> **Required action**: Find the line containing "-6.4 | 51 s |" in the entries below. Restate it and each line after it, word for word, up to and including the line containing "The highest level, CCSD(T)/def2-TZVPP, gives".

> **Provided records**:
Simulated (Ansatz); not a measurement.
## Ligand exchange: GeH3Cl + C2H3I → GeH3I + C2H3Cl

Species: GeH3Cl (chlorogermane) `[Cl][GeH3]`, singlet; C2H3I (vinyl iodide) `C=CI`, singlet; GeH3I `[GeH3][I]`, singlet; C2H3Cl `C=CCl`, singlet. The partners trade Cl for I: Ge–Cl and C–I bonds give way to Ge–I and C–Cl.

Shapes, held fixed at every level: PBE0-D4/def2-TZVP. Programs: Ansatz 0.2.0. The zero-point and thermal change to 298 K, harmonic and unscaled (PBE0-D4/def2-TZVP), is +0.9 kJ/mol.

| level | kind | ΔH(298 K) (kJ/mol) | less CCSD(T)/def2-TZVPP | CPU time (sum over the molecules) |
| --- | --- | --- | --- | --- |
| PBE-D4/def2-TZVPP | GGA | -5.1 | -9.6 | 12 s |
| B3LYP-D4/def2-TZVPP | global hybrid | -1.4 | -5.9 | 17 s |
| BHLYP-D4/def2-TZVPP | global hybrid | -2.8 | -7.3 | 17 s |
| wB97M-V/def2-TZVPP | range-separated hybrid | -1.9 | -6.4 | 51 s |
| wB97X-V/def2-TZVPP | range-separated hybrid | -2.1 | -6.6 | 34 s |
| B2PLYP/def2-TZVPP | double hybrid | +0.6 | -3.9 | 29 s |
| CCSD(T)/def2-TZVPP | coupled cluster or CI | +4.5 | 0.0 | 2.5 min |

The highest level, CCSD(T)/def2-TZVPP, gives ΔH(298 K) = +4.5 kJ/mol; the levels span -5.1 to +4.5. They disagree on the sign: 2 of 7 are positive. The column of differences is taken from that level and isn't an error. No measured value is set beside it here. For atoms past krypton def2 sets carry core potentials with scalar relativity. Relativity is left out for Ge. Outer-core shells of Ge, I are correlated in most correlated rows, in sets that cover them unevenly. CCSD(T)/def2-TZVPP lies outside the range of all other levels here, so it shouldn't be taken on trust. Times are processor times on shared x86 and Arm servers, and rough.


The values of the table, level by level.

> **Solution**:
| wB97M-V/def2-TZVPP | range-separated hybrid | -1.9 | -6.4 | 51 s |
| wB97X-V/def2-TZVPP | range-separated hybrid | -2.1 | -6.6 | 34 s |
| B2PLYP/def2-TZVPP | double hybrid | +0.6 | -3.9 | 29 s |
| CCSD(T)/def2-TZVPP | coupled cluster or CI | +4.5 | 0.0 | 2.5 min |

The highest level, CCSD(T)/def2-TZVPP, gives ΔH(298 K) = +4.5 kJ/mol; the levels span -5.1 to +4.5. They disagree on the sign: 2 of 7 are positive. The column of differences is taken from that level and isn't an error. No measured value is set beside it here. For atoms past krypton def2 sets carry core potentials with scalar relativity. Relativity is left out for Ge. Outer-core shells of Ge, I are correlated in most correlated rows, in sets that cover them unevenly. CCSD(T)/def2-TZVPP lies outside the range of all other levels here, so it shouldn't be taken on trust. Times are processor times on shared x86 and Arm servers, and rough.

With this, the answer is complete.